BEGIN
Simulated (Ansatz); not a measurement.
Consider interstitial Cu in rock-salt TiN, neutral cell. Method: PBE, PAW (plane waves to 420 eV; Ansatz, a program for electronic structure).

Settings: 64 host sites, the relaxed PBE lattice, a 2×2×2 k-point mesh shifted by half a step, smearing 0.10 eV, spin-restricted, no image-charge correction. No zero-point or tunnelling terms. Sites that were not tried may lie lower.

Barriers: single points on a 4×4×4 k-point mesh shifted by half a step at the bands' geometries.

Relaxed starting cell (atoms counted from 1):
END

### TASK ITEM
Output, exactly and in full, the lines from the start of the entries above through the line that contains "Barriers: single points".

### EXERCISE SOLUTION
Simulated (Ansatz); not a measurement.
Consider interstitial Cu in rock-salt TiN, neutral cell. Method: PBE, PAW (plane waves to 420 eV; Ansatz, a program for electronic structure).

Settings: 64 host sites, the relaxed PBE lattice, a 2×2×2 k-point mesh shifted by half a step, smearing 0.10 eV, spin-restricted, no image-charge correction. No zero-point or tunnelling terms. Sites that were not tried may lie lower.

Barriers: single points on a 4×4×4 k-point mesh shifted by half a step at the bands' geometries.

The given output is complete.